▸ ASSIGNED TASK
Starting with the line that contains "SMILES C#C[Si](O)(O)OC (C3H6O3Si), PBE0/def2-SVP" and stopping after the line that contains "Minimum of the", copy the entries below exactly. Include nothing else.

-- RAW DATA follows --

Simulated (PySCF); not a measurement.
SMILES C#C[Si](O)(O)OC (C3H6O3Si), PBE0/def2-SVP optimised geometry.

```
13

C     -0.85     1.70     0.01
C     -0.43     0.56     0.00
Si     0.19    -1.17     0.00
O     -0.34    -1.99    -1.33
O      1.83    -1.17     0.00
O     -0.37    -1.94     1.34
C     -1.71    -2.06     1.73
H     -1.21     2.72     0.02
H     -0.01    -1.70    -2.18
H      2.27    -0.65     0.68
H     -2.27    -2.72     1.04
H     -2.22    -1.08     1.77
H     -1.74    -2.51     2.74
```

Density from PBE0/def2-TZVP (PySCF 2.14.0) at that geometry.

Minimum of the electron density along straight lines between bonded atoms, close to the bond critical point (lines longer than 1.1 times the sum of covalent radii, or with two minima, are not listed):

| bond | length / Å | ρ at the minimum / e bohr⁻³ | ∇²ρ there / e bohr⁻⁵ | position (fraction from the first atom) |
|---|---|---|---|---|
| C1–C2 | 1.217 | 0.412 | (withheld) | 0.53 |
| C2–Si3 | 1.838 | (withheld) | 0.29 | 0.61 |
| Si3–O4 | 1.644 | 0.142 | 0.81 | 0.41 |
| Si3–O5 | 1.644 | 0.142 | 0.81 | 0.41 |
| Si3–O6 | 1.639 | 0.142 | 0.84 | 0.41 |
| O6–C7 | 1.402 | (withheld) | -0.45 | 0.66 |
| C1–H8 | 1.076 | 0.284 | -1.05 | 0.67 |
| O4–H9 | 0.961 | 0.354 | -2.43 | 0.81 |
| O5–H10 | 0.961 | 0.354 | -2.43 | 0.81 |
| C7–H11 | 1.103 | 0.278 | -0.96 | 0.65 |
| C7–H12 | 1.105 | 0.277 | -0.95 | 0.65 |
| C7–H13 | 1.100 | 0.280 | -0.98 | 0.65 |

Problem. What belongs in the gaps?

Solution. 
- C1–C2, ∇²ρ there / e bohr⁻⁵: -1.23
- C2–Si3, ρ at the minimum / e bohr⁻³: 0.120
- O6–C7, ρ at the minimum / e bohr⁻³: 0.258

-- RAW DATA concluded --

▸ ANSWER SECTION
SMILES C#C[Si](O)(O)OC (C3H6O3Si), PBE0/def2-SVP optimised geometry.

```
13

C     -0.85     1.70     0.01
C     -0.43     0.56     0.00
Si     0.19    -1.17     0.00
O     -0.34    -1.99    -1.33
O      1.83    -1.17     0.00
O     -0.37    -1.94     1.34
C     -1.71    -2.06     1.73
H     -1.21     2.72     0.02
H     -0.01    -1.70    -2.18
H      2.27    -0.65     0.68
H     -2.27    -2.72     1.04
H     -2.22    -1.08     1.77
H     -1.74    -2.51     2.74
```

Density from PBE0/def2-TZVP (PySCF 2.14.0) at that geometry.

Minimum of the electron density along straight lines between bonded atoms, close to the bond critical point (lines longer than 1.1 times the sum of covalent radii, or with two minima, are not listed):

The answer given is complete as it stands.